§ **Task item**
From the records below, output exactly the lines running from the line containing "POTCAR, in this" through the line containing "What does not", and no others.

§ **Information**
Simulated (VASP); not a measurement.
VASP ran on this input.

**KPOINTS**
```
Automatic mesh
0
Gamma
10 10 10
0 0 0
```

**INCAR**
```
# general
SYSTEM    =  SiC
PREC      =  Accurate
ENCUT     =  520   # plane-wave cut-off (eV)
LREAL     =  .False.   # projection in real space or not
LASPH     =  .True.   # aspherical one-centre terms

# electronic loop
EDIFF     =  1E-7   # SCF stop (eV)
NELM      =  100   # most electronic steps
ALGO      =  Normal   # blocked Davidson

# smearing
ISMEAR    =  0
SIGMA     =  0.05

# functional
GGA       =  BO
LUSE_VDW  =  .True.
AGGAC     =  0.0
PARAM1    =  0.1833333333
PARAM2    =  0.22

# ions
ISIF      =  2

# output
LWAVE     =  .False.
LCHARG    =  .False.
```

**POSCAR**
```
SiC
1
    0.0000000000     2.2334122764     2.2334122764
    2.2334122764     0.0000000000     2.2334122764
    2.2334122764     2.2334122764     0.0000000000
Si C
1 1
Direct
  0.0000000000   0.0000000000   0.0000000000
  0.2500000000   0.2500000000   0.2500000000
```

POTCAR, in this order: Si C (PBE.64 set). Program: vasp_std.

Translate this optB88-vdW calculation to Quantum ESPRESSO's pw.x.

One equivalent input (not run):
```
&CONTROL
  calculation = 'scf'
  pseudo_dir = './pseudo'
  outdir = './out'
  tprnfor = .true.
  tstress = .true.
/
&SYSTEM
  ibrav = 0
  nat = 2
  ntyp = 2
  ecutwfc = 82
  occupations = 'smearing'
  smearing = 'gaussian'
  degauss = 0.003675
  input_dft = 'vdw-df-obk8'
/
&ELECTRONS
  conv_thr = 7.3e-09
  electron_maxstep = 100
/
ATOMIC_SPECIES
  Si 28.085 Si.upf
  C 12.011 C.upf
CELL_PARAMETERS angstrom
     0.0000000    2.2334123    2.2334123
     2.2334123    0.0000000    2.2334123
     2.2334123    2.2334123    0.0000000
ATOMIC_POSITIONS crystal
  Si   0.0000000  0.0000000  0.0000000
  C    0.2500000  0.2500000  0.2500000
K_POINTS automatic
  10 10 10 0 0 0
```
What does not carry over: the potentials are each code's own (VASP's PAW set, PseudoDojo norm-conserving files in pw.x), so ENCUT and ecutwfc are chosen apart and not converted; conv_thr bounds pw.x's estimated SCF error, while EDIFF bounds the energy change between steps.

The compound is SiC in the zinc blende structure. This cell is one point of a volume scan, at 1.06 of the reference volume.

§ **Response area**
POTCAR, in this order: Si C (PBE.64 set). Program: vasp_std.

Translate this optB88-vdW calculation to Quantum ESPRESSO's pw.x.

One equivalent input (not run):
```
&CONTROL
  calculation = 'scf'
  pseudo_dir = './pseudo'
  outdir = './out'
  tprnfor = .true.
  tstress = .true.
/
&SYSTEM
  ibrav = 0
  nat = 2
  ntyp = 2
  ecutwfc = 82
  occupations = 'smearing'
  smearing = 'gaussian'
  degauss = 0.003675
  input_dft = 'vdw-df-obk8'
/
&ELECTRONS
  conv_thr = 7.3e-09
  electron_maxstep = 100
/
ATOMIC_SPECIES
  Si 28.085 Si.upf
  C 12.011 C.upf
CELL_PARAMETERS angstrom
     0.0000000    2.2334123    2.2334123
     2.2334123    0.0000000    2.2334123
     2.2334123    2.2334123    0.0000000
ATOMIC_POSITIONS crystal
  Si   0.0000000  0.0000000  0.0000000
  C    0.2500000  0.2500000  0.2500000
K_POINTS automatic
  10 10 10 0 0 0
```
What does not carry over: the potentials are each code's own (VASP's PAW set, PseudoDojo norm-conserving files in pw.x), so ENCUT and ecutwfc are chosen apart and not converted; conv_thr bounds pw.x's estimated SCF error, while EDIFF bounds the energy change between steps.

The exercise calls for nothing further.